- Assigned task
Stopping right after the line with "Task: Where does the relaxation end?", please reproduce the material below exactly from its first line.

** Opening Extracted data block **

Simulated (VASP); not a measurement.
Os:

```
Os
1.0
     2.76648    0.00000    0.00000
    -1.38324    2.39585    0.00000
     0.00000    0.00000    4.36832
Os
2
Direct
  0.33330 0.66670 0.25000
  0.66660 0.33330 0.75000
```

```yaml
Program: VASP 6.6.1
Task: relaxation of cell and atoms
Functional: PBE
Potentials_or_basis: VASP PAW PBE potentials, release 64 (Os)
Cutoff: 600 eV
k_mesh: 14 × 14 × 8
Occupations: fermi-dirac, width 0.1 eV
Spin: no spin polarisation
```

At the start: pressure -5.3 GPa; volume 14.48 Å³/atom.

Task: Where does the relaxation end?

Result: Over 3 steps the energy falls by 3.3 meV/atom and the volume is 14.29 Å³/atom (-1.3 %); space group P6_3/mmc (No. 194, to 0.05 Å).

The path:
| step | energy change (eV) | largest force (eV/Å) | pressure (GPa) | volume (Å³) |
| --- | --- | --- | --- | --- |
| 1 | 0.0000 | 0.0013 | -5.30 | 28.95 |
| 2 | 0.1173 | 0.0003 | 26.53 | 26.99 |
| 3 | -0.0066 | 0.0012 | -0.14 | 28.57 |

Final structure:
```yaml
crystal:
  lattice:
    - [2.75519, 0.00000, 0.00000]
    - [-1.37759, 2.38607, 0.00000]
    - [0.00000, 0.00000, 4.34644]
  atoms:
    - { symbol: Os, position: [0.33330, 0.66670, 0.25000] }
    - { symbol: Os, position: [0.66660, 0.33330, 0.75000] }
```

** Closing Extracted data block **

- Worked solution
Simulated (VASP); not a measurement.
Os:

```
Os
1.0
     2.76648    0.00000    0.00000
    -1.38324    2.39585    0.00000
     0.00000    0.00000    4.36832
Os
2
Direct
  0.33330 0.66670 0.25000
  0.66660 0.33330 0.75000
```

```yaml
Program: VASP 6.6.1
Task: relaxation of cell and atoms
Functional: PBE
Potentials_or_basis: VASP PAW PBE potentials, release 64 (Os)
Cutoff: 600 eV
k_mesh: 14 × 14 × 8
Occupations: fermi-dirac, width 0.1 eV
Spin: no spin polarisation
```

At the start: pressure -5.3 GPa; volume 14.48 Å³/atom.

Task: Where does the relaxation end?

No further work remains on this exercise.